Data listing:
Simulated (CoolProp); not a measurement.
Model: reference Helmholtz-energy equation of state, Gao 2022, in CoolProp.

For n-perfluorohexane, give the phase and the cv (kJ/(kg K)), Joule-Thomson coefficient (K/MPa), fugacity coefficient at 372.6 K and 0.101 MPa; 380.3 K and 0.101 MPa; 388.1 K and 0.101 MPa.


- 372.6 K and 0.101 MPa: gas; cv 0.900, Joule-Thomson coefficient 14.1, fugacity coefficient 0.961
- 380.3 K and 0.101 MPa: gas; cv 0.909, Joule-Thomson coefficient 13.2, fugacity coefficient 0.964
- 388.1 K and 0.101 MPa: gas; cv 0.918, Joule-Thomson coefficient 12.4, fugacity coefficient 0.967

Work item:
Repeat the full set of records above character for character.

Your response:
Simulated (CoolProp); not a measurement.
Model: reference Helmholtz-energy equation of state, Gao 2022, in CoolProp.

For n-perfluorohexane, give the phase and the cv (kJ/(kg K)), Joule-Thomson coefficient (K/MPa), fugacity coefficient at 372.6 K and 0.101 MPa; 380.3 K and 0.101 MPa; 388.1 K and 0.101 MPa.


- 372.6 K and 0.101 MPa: gas; cv 0.900, Joule-Thomson coefficient 14.1, fugacity coefficient 0.961
- 380.3 K and 0.101 MPa: gas; cv 0.909, Joule-Thomson coefficient 13.2, fugacity coefficient 0.964
- 388.1 K and 0.101 MPa: gas; cv 0.918, Joule-Thomson coefficient 12.4, fugacity coefficient 0.967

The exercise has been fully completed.